• [TASK ITEM]:
Output every entry exactly as it appears.

• [DATASET EXCERPTS]:
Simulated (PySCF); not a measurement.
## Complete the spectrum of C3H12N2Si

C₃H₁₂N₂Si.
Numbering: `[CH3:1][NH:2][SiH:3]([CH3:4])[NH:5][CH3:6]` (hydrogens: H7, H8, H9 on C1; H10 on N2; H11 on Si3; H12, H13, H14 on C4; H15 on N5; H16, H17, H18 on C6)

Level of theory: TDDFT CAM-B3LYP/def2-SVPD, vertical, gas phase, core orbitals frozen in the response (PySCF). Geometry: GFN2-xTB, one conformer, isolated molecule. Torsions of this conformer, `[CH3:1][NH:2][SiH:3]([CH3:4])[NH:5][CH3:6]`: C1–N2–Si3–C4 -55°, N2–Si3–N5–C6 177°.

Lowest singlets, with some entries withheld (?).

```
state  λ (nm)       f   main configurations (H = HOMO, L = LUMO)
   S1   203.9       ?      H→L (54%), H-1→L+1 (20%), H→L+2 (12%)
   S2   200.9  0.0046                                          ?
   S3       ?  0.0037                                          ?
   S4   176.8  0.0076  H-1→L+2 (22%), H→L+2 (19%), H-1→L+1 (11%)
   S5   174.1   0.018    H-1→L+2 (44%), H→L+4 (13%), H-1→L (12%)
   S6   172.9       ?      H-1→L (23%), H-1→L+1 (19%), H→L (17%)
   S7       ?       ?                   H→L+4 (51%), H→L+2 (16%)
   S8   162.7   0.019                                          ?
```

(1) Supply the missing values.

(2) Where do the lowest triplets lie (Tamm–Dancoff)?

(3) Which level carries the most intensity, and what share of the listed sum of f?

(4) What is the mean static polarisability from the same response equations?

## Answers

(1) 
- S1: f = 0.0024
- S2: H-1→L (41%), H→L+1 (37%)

• [SOLUTION]:
Simulated (PySCF); not a measurement.
## Complete the spectrum of C3H12N2Si

C₃H₁₂N₂Si.
Numbering: `[CH3:1][NH:2][SiH:3]([CH3:4])[NH:5][CH3:6]` (hydrogens: H7, H8, H9 on C1; H10 on N2; H11 on Si3; H12, H13, H14 on C4; H15 on N5; H16, H17, H18 on C6)

Level of theory: TDDFT CAM-B3LYP/def2-SVPD, vertical, gas phase, core orbitals frozen in the response (PySCF). Geometry: GFN2-xTB, one conformer, isolated molecule. Torsions of this conformer, `[CH3:1][NH:2][SiH:3]([CH3:4])[NH:5][CH3:6]`: C1–N2–Si3–C4 -55°, N2–Si3–N5–C6 177°.

Lowest singlets, with some entries withheld (?).

```
state  λ (nm)       f   main configurations (H = HOMO, L = LUMO)
   S1   203.9       ?      H→L (54%), H-1→L+1 (20%), H→L+2 (12%)
   S2   200.9  0.0046                                          ?
   S3       ?  0.0037                                          ?
   S4   176.8  0.0076  H-1→L+2 (22%), H→L+2 (19%), H-1→L+1 (11%)
   S5   174.1   0.018    H-1→L+2 (44%), H→L+4 (13%), H-1→L (12%)
   S6   172.9       ?      H-1→L (23%), H-1→L+1 (19%), H→L (17%)
   S7       ?       ?                   H→L+4 (51%), H→L+2 (16%)
   S8   162.7   0.019                                          ?
```

(1) Supply the missing values.

(2) Where do the lowest triplets lie (Tamm–Dancoff)?

(3) Which level carries the most intensity, and what share of the listed sum of f?

(4) What is the mean static polarisability from the same response equations?

## Answers

(1) 
- S1: f = 0.0024
- S2: H-1→L (41%), H→L+1 (37%)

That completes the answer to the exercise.